━━━━
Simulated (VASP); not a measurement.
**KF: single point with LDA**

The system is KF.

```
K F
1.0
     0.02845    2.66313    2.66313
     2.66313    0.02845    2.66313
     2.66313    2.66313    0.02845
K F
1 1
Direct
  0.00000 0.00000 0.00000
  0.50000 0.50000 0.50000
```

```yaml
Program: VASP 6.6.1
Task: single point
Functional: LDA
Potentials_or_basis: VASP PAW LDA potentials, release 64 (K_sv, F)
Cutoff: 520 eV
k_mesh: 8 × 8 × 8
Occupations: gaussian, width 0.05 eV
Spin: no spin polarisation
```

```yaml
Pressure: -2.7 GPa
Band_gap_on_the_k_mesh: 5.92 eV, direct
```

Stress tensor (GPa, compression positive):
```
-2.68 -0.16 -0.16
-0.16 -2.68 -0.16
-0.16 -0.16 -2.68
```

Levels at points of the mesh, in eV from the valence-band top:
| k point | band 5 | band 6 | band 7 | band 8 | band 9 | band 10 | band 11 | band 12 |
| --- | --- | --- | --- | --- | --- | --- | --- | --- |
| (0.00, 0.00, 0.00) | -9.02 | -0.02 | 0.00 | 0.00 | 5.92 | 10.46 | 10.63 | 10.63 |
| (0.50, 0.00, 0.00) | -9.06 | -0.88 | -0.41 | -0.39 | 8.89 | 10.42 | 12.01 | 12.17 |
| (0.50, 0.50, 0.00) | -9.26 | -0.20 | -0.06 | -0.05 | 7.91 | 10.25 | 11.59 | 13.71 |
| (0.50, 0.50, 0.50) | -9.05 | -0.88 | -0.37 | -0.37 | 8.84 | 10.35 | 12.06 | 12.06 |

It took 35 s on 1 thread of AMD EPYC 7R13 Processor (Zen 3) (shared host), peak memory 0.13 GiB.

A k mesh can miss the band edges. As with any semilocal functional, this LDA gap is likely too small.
━━━━

Retype exactly the lines of the data above, starting at its first line and finishing with the line that has "11 | band 12 |" in it.

Simulated (VASP); not a measurement.
**KF: single point with LDA**

The system is KF.

```
K F
1.0
     0.02845    2.66313    2.66313
     2.66313    0.02845    2.66313
     2.66313    2.66313    0.02845
K F
1 1
Direct
  0.00000 0.00000 0.00000
  0.50000 0.50000 0.50000
```

```yaml
Program: VASP 6.6.1
Task: single point
Functional: LDA
Potentials_or_basis: VASP PAW LDA potentials, release 64 (K_sv, F)
Cutoff: 520 eV
k_mesh: 8 × 8 × 8
Occupations: gaussian, width 0.05 eV
Spin: no spin polarisation
```

```yaml
Pressure: -2.7 GPa
Band_gap_on_the_k_mesh: 5.92 eV, direct
```

Stress tensor (GPa, compression positive):
```
-2.68 -0.16 -0.16
-0.16 -2.68 -0.16
-0.16 -0.16 -2.68
```

Levels at points of the mesh, in eV from the valence-band top:
| k point | band 5 | band 6 | band 7 | band 8 | band 9 | band 10 | band 11 | band 12 |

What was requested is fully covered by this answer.